Every record shown below is to be output exactly.

....................
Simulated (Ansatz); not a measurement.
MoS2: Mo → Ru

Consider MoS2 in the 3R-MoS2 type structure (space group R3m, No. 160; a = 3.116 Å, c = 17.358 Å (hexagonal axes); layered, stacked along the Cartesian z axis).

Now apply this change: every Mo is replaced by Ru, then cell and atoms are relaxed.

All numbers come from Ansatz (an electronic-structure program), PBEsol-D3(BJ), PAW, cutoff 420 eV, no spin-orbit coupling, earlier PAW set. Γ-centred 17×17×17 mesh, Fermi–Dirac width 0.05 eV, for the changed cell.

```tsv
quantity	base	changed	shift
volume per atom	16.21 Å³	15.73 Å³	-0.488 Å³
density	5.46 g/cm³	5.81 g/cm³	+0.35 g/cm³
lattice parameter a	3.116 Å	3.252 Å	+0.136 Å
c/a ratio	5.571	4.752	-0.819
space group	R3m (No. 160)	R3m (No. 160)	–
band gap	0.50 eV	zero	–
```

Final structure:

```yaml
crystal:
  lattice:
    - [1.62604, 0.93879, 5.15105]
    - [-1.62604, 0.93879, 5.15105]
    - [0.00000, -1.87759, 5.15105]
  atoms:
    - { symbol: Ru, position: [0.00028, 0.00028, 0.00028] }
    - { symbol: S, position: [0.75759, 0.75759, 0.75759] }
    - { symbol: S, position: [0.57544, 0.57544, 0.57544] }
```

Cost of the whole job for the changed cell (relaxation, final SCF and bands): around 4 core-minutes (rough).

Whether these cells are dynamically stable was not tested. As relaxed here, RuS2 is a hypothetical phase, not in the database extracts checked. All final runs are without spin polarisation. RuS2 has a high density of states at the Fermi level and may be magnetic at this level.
....................

- Response area
Simulated (Ansatz); not a measurement.
MoS2: Mo → Ru

Consider MoS2 in the 3R-MoS2 type structure (space group R3m, No. 160; a = 3.116 Å, c = 17.358 Å (hexagonal axes); layered, stacked along the Cartesian z axis).

Now apply this change: every Mo is replaced by Ru, then cell and atoms are relaxed.

All numbers come from Ansatz (an electronic-structure program), PBEsol-D3(BJ), PAW, cutoff 420 eV, no spin-orbit coupling, earlier PAW set. Γ-centred 17×17×17 mesh, Fermi–Dirac width 0.05 eV, for the changed cell.

```tsv
quantity	base	changed	shift
volume per atom	16.21 Å³	15.73 Å³	-0.488 Å³
density	5.46 g/cm³	5.81 g/cm³	+0.35 g/cm³
lattice parameter a	3.116 Å	3.252 Å	+0.136 Å
c/a ratio	5.571	4.752	-0.819
space group	R3m (No. 160)	R3m (No. 160)	–
band gap	0.50 eV	zero	–
```

Final structure:

```yaml
crystal:
  lattice:
    - [1.62604, 0.93879, 5.15105]
    - [-1.62604, 0.93879, 5.15105]
    - [0.00000, -1.87759, 5.15105]
  atoms:
    - { symbol: Ru, position: [0.00028, 0.00028, 0.00028] }
    - { symbol: S, position: [0.75759, 0.75759, 0.75759] }
    - { symbol: S, position: [0.57544, 0.57544, 0.57544] }
```

Cost of the whole job for the changed cell (relaxation, final SCF and bands): around 4 core-minutes (rough).

Whether these cells are dynamically stable was not tested. As relaxed here, RuS2 is a hypothetical phase, not in the database extracts checked. All final runs are without spin polarisation. RuS2 has a high density of states at the Fermi level and may be magnetic at this level.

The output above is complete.